** PROVIDED DATA follows **

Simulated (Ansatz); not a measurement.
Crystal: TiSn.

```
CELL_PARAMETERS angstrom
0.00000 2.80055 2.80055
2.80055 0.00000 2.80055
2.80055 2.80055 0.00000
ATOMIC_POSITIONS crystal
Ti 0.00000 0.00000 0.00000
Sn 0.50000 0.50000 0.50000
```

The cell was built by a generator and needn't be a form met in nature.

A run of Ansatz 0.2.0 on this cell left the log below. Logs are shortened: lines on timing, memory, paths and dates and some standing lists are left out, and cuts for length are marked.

** End of PROVIDED DATA **

◆ ASSIGNED TASK
Everything in the material above is to be copied exactly.

◆ RESPONSE
Simulated (Ansatz); not a measurement.
Crystal: TiSn.

```
CELL_PARAMETERS angstrom
0.00000 2.80055 2.80055
2.80055 0.00000 2.80055
2.80055 2.80055 0.00000
ATOMIC_POSITIONS crystal
Ti 0.00000 0.00000 0.00000
Sn 0.50000 0.50000 0.50000
```

The cell was built by a generator and needn't be a form met in nature.

A run of Ansatz 0.2.0 on this cell left the log below. Logs are shortened: lines on timing, memory, paths and dates and some standing lists are left out, and cuts for length are marked.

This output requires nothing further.